= Beginning of Section =

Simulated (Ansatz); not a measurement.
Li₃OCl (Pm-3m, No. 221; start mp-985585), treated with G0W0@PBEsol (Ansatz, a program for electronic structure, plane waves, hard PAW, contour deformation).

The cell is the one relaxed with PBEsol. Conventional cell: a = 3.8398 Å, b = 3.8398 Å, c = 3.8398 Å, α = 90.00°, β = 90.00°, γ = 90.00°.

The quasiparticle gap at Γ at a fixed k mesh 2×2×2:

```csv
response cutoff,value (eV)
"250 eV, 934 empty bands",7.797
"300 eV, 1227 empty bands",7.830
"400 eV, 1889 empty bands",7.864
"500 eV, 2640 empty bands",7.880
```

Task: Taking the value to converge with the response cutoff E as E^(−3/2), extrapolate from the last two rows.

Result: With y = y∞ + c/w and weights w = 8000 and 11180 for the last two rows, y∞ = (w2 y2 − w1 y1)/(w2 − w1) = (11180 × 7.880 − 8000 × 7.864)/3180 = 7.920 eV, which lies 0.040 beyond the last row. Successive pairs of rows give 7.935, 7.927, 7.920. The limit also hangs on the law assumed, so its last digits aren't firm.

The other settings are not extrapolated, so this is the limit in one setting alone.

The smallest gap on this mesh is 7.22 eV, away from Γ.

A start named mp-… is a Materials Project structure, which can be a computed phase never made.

= End of Section =

### Work item
Please give back the records exactly as written, beginning at the first line and including the line that holds "Task: Taking the" as the last.

### Exercise result
Simulated (Ansatz); not a measurement.
Li₃OCl (Pm-3m, No. 221; start mp-985585), treated with G0W0@PBEsol (Ansatz, a program for electronic structure, plane waves, hard PAW, contour deformation).

The cell is the one relaxed with PBEsol. Conventional cell: a = 3.8398 Å, b = 3.8398 Å, c = 3.8398 Å, α = 90.00°, β = 90.00°, γ = 90.00°.

The quasiparticle gap at Γ at a fixed k mesh 2×2×2:

```csv
response cutoff,value (eV)
"250 eV, 934 empty bands",7.797
"300 eV, 1227 empty bands",7.830
"400 eV, 1889 empty bands",7.864
"500 eV, 2640 empty bands",7.880
```

Task: Taking the value to converge with the response cutoff E as E^(−3/2), extrapolate from the last two rows.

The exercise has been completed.